__WORK ORDER__:
The entries below contain a stretch that opens with the line containing "Solution. (a) -5.3; (b) 1.7." and closes with the line containing "A k mesh can"; set down that stretch exactly, both ends included, and nothing else.

__DATA SECTION__:
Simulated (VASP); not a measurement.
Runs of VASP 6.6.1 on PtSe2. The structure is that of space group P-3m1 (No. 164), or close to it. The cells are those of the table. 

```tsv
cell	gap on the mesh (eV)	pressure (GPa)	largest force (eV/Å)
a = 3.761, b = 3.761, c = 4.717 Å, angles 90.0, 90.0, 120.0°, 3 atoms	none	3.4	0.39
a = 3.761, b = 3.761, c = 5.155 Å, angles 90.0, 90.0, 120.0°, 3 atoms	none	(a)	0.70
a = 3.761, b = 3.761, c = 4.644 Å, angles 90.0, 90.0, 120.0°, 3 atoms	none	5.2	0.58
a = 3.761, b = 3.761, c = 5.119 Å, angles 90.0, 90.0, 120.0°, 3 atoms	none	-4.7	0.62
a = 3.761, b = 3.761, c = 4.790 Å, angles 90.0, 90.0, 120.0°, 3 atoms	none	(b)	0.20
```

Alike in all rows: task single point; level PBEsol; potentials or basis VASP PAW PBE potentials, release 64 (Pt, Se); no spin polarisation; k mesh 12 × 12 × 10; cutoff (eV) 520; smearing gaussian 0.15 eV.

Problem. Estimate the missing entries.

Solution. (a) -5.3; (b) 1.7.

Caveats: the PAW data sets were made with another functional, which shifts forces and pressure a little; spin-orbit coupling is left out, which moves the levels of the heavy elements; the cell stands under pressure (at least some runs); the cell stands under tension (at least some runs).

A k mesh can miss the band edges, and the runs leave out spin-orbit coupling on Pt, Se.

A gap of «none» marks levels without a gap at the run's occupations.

__ANSWER BOX__:
Solution. (a) -5.3; (b) 1.7.

Caveats: the PAW data sets were made with another functional, which shifts forces and pressure a little; spin-orbit coupling is left out, which moves the levels of the heavy elements; the cell stands under pressure (at least some runs); the cell stands under tension (at least some runs).

A k mesh can miss the band edges, and the runs leave out spin-orbit coupling on Pt, Se.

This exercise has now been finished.